━━━━━━━━━━━━━━━━
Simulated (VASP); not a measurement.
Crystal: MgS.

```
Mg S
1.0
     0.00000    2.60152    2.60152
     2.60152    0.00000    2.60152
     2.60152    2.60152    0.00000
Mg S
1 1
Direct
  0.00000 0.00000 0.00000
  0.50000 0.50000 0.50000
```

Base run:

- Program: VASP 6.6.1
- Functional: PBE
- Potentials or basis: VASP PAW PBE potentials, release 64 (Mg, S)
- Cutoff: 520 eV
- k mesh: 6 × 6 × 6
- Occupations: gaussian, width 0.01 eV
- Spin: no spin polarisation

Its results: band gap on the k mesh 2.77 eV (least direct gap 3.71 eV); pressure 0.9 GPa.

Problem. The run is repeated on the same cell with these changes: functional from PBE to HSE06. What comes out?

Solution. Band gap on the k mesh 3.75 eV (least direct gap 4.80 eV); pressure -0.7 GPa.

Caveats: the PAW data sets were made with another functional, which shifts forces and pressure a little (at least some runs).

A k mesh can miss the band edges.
━━━━━━━━━━━━━━━━

TASK ITEM —
Please transcribe the material line by line, exactly, from its opening line through the line that contains "Caveats: the PAW".

YOUR SOLUTION —
Simulated (VASP); not a measurement.
Crystal: MgS.

```
Mg S
1.0
     0.00000    2.60152    2.60152
     2.60152    0.00000    2.60152
     2.60152    2.60152    0.00000
Mg S
1 1
Direct
  0.00000 0.00000 0.00000
  0.50000 0.50000 0.50000
```

Base run:

- Program: VASP 6.6.1
- Functional: PBE
- Potentials or basis: VASP PAW PBE potentials, release 64 (Mg, S)
- Cutoff: 520 eV
- k mesh: 6 × 6 × 6
- Occupations: gaussian, width 0.01 eV
- Spin: no spin polarisation

Its results: band gap on the k mesh 2.77 eV (least direct gap 3.71 eV); pressure 0.9 GPa.

Problem. The run is repeated on the same cell with these changes: functional from PBE to HSE06. What comes out?

Solution. Band gap on the k mesh 3.75 eV (least direct gap 4.80 eV); pressure -0.7 GPa.

Caveats: the PAW data sets were made with another functional, which shifts forces and pressure a little (at least some runs).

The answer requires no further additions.